| Data under study |
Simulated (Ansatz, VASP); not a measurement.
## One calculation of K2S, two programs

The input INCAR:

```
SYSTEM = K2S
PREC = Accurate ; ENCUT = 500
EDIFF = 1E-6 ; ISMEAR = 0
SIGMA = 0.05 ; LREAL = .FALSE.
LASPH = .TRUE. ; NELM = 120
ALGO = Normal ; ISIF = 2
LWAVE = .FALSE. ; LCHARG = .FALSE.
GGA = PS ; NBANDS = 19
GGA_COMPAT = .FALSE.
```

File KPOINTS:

| Work order |
Return the material above unaltered. Include every line.

| Your response |
Simulated (Ansatz, VASP); not a measurement.
## One calculation of K2S, two programs

The input INCAR:

```
SYSTEM = K2S
PREC = Accurate ; ENCUT = 500
EDIFF = 1E-6 ; ISMEAR = 0
SIGMA = 0.05 ; LREAL = .FALSE.
LASPH = .TRUE. ; NELM = 120
ALGO = Normal ; ISIF = 2
LWAVE = .FALSE. ; LCHARG = .FALSE.
GGA = PS ; NBANDS = 19
GGA_COMPAT = .FALSE.
```

File KPOINTS:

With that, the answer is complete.